* [EXERCISE]
Without changing anything, output the records below.

### DATA SUPPLIED ###

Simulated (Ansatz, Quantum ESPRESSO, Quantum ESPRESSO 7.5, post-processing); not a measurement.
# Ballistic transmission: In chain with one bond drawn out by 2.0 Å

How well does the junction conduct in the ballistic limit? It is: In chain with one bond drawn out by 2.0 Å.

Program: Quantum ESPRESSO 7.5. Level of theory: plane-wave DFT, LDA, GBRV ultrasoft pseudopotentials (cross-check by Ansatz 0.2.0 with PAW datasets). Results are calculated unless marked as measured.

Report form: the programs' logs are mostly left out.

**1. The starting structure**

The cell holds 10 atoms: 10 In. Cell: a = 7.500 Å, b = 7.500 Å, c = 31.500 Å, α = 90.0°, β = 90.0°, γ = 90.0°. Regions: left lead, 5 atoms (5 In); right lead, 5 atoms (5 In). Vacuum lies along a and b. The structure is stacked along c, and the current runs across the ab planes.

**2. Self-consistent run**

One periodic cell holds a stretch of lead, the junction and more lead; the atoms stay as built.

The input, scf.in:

###

* [WORKED SOLUTION]
Simulated (Ansatz, Quantum ESPRESSO, Quantum ESPRESSO 7.5, post-processing); not a measurement.
# Ballistic transmission: In chain with one bond drawn out by 2.0 Å

How well does the junction conduct in the ballistic limit? It is: In chain with one bond drawn out by 2.0 Å.

Program: Quantum ESPRESSO 7.5. Level of theory: plane-wave DFT, LDA, GBRV ultrasoft pseudopotentials (cross-check by Ansatz 0.2.0 with PAW datasets). Results are calculated unless marked as measured.

Report form: the programs' logs are mostly left out.

**1. The starting structure**

The cell holds 10 atoms: 10 In. Cell: a = 7.500 Å, b = 7.500 Å, c = 31.500 Å, α = 90.0°, β = 90.0°, γ = 90.0°. Regions: left lead, 5 atoms (5 In); right lead, 5 atoms (5 In). Vacuum lies along a and b. The structure is stacked along c, and the current runs across the ab planes.

**2. Self-consistent run**

One periodic cell holds a stretch of lead, the junction and more lead; the atoms stay as built.

The input, scf.in:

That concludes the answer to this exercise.